ACTION ITEM:
The line containing "Geometry: PBE0-D3(BJ)/def2-SVP." marks the end, so write out exactly every line from the top of the entries below through that one.

ENTRIES SHOWN:
+++++

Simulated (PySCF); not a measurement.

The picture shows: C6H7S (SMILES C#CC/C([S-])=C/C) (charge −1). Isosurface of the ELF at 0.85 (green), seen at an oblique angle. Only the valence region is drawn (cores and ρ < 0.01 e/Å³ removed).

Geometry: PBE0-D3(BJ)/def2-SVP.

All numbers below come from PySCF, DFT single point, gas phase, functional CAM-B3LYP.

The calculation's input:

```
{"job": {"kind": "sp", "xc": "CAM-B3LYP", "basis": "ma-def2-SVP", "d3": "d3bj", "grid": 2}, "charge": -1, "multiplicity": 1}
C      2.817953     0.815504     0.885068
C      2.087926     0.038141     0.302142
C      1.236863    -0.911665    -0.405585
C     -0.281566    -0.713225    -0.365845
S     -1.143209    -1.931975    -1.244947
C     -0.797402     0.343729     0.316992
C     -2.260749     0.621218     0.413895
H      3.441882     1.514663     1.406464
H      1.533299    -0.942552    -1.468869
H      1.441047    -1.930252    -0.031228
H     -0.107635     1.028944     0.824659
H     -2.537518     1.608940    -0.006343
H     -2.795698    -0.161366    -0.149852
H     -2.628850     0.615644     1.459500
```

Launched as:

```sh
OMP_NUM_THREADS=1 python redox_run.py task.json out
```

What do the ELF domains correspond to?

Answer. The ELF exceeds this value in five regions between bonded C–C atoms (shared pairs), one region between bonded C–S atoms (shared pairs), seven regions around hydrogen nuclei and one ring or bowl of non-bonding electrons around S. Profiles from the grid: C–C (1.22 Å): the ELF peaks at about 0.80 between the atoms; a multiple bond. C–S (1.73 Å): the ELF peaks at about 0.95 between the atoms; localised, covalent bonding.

+++++

RESPONSE AREA:
Simulated (PySCF); not a measurement.

The picture shows: C6H7S (SMILES C#CC/C([S-])=C/C) (charge −1). Isosurface of the ELF at 0.85 (green), seen at an oblique angle. Only the valence region is drawn (cores and ρ < 0.01 e/Å³ removed).

Geometry: PBE0-D3(BJ)/def2-SVP.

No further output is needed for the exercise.